# [Required action]
Where the listing below reaches the line containing "elements | +1.28 eV/atom |", start writing out lines exactly, and stop once the line containing "Energies over the" has been written.

# [Entries supplied]
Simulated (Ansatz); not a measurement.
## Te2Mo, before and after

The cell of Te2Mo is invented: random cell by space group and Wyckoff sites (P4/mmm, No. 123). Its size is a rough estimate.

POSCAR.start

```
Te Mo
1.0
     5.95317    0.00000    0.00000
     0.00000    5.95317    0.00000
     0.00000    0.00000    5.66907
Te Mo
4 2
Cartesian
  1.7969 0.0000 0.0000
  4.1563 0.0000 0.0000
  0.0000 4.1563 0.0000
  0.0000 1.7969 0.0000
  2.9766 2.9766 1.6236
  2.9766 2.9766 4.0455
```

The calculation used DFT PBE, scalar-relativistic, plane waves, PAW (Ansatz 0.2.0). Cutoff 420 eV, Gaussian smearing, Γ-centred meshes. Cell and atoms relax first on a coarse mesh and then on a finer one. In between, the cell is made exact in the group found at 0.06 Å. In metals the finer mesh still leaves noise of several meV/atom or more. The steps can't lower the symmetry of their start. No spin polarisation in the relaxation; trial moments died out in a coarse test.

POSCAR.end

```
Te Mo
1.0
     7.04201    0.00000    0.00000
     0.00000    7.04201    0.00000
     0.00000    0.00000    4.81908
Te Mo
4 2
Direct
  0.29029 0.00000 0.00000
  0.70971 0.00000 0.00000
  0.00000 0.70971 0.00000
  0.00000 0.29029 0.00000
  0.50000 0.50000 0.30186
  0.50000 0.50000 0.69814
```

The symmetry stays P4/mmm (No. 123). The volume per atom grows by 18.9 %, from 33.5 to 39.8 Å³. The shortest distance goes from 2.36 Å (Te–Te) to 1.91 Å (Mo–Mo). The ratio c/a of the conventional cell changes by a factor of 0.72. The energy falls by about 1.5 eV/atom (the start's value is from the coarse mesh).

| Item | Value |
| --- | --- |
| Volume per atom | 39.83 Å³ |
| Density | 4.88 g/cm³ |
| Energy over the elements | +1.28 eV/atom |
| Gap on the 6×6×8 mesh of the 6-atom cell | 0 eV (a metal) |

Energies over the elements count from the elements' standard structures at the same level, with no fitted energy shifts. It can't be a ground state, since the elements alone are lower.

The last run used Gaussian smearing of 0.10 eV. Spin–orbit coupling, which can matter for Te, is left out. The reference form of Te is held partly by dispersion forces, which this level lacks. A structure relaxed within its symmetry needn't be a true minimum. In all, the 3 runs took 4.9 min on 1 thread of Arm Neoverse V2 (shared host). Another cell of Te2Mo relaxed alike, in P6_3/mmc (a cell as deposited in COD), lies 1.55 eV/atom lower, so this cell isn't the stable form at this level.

# [Answer space]
| Energy over the elements | +1.28 eV/atom |
| Gap on the 6×6×8 mesh of the 6-atom cell | 0 eV (a metal) |

Energies over the elements count from the elements' standard structures at the same level, with no fitted energy shifts. It can't be a ground state, since the elements alone are lower.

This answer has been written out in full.